◆ ◆ ◆ ◆ ◆ ◆ ◆

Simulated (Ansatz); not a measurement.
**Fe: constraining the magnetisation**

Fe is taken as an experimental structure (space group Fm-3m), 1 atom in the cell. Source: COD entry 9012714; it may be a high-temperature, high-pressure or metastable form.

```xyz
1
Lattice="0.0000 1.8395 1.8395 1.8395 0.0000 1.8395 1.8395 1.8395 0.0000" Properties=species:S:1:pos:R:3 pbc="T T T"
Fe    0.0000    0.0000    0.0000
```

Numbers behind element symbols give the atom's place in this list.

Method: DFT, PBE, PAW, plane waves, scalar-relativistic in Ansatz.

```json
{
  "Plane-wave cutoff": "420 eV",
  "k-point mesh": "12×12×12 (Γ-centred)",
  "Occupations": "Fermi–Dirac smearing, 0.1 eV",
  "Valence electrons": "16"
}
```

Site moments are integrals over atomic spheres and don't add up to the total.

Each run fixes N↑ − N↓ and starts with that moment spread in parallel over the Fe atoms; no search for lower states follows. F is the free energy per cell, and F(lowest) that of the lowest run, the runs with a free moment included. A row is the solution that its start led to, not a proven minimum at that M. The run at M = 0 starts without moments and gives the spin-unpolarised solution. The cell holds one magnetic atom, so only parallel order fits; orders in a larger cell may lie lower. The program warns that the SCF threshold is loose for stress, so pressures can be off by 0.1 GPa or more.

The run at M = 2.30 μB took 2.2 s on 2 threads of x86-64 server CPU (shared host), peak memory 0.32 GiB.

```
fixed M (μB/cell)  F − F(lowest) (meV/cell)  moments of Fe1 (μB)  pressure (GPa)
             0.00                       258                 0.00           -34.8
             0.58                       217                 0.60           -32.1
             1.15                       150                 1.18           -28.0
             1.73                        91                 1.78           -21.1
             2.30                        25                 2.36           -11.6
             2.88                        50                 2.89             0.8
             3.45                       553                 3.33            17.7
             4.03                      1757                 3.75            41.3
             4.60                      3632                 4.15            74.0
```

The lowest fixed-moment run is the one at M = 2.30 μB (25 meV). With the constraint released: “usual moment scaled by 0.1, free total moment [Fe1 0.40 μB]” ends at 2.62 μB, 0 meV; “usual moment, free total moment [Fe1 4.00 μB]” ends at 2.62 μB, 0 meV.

◆ ◆ ◆ ◆ ◆ ◆ ◆

• **ASSIGNED TASK**
Return the lines of the listing above exactly as they appear, starting with the first and stopping after the line that holds "Each run fixes".

• **PROBLEM SOLUTION**
Simulated (Ansatz); not a measurement.
**Fe: constraining the magnetisation**

Fe is taken as an experimental structure (space group Fm-3m), 1 atom in the cell. Source: COD entry 9012714; it may be a high-temperature, high-pressure or metastable form.

```xyz
1
Lattice="0.0000 1.8395 1.8395 1.8395 0.0000 1.8395 1.8395 1.8395 0.0000" Properties=species:S:1:pos:R:3 pbc="T T T"
Fe    0.0000    0.0000    0.0000
```

Numbers behind element symbols give the atom's place in this list.

Method: DFT, PBE, PAW, plane waves, scalar-relativistic in Ansatz.

```json
{
  "Plane-wave cutoff": "420 eV",
  "k-point mesh": "12×12×12 (Γ-centred)",
  "Occupations": "Fermi–Dirac smearing, 0.1 eV",
  "Valence electrons": "16"
}
```

Site moments are integrals over atomic spheres and don't add up to the total.

Each run fixes N↑ − N↓ and starts with that moment spread in parallel over the Fe atoms; no search for lower states follows. F is the free energy per cell, and F(lowest) that of the lowest run, the runs with a free moment included. A row is the solution that its start led to, not a proven minimum at that M. The run at M = 0 starts without moments and gives the spin-unpolarised solution. The cell holds one magnetic atom, so only parallel order fits; orders in a larger cell may lie lower. The program warns that the SCF threshold is loose for stress, so pressures can be off by 0.1 GPa or more.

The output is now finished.